■ Information given:
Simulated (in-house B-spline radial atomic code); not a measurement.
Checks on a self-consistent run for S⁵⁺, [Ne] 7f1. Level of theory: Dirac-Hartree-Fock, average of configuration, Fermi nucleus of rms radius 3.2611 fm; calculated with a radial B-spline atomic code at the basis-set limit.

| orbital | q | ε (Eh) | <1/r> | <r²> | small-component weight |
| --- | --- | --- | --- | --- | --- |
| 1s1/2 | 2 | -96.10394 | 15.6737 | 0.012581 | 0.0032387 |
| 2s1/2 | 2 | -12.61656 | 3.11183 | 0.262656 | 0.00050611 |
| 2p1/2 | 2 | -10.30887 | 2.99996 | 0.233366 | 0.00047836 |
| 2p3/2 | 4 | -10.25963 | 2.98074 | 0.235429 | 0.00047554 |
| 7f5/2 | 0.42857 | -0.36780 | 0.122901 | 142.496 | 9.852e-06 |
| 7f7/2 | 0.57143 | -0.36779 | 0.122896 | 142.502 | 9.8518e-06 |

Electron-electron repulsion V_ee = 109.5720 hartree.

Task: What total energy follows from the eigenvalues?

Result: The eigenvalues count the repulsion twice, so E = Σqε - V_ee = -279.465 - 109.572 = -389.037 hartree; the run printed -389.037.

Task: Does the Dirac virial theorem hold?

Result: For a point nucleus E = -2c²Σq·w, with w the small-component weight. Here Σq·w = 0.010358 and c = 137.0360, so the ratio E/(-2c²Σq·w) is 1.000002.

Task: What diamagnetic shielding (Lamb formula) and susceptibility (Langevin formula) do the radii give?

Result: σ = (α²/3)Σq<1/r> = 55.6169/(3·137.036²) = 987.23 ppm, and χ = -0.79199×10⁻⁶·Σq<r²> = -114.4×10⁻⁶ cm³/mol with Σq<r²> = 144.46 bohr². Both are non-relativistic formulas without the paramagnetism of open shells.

■ Work task: Word for word, restate the entries from the first line to the line that has "Result: For a", both included, and nothing else.

■ Response:
Simulated (in-house B-spline radial atomic code); not a measurement.
Checks on a self-consistent run for S⁵⁺, [Ne] 7f1. Level of theory: Dirac-Hartree-Fock, average of configuration, Fermi nucleus of rms radius 3.2611 fm; calculated with a radial B-spline atomic code at the basis-set limit.

| orbital | q | ε (Eh) | <1/r> | <r²> | small-component weight |
| --- | --- | --- | --- | --- | --- |
| 1s1/2 | 2 | -96.10394 | 15.6737 | 0.012581 | 0.0032387 |
| 2s1/2 | 2 | -12.61656 | 3.11183 | 0.262656 | 0.00050611 |
| 2p1/2 | 2 | -10.30887 | 2.99996 | 0.233366 | 0.00047836 |
| 2p3/2 | 4 | -10.25963 | 2.98074 | 0.235429 | 0.00047554 |
| 7f5/2 | 0.42857 | -0.36780 | 0.122901 | 142.496 | 9.852e-06 |
| 7f7/2 | 0.57143 | -0.36779 | 0.122896 | 142.502 | 9.8518e-06 |

Electron-electron repulsion V_ee = 109.5720 hartree.

Task: What total energy follows from the eigenvalues?

Result: The eigenvalues count the repulsion twice, so E = Σqε - V_ee = -279.465 - 109.572 = -389.037 hartree; the run printed -389.037.

Task: Does the Dirac virial theorem hold?

Result: For a point nucleus E = -2c²Σq·w, with w the small-component weight. Here Σq·w = 0.010358 and c = 137.0360, so the ratio E/(-2c²Σq·w) is 1.000002.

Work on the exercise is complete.